Work instruction:
What appears from the first line of the data below through the line containing "Question: by how", both included, should be copied exactly, and nothing else.

Provided data:
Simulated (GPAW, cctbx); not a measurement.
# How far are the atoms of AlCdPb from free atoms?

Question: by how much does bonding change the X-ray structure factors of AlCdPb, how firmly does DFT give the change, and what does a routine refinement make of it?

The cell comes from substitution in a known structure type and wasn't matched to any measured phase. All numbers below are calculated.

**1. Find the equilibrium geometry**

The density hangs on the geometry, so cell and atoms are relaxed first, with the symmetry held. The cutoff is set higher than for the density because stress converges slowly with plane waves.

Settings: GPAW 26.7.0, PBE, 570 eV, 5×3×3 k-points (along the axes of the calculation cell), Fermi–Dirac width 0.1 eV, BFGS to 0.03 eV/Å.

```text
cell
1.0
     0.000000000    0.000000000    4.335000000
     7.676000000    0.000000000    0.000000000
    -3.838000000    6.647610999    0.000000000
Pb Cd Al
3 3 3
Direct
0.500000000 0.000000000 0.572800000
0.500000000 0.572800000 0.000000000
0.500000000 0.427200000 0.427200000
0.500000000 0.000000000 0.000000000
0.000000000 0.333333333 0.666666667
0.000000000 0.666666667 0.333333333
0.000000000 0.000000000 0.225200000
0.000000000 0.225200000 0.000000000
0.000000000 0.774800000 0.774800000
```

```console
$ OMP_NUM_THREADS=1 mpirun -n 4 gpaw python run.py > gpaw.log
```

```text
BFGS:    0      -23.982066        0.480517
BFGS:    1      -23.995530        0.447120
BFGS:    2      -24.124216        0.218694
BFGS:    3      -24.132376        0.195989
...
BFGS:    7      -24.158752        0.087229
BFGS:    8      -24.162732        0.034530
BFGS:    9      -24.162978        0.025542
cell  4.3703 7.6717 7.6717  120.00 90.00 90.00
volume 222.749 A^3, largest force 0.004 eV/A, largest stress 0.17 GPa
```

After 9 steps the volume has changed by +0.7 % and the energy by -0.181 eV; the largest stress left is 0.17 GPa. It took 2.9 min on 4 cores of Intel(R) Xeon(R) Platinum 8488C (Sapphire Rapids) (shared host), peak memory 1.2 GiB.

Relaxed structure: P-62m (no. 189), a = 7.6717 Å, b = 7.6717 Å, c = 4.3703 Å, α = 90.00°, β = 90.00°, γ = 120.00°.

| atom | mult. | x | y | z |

Reply:
Simulated (GPAW, cctbx); not a measurement.
# How far are the atoms of AlCdPb from free atoms?

Question: by how much does bonding change the X-ray structure factors of AlCdPb, how firmly does DFT give the change, and what does a routine refinement make of it?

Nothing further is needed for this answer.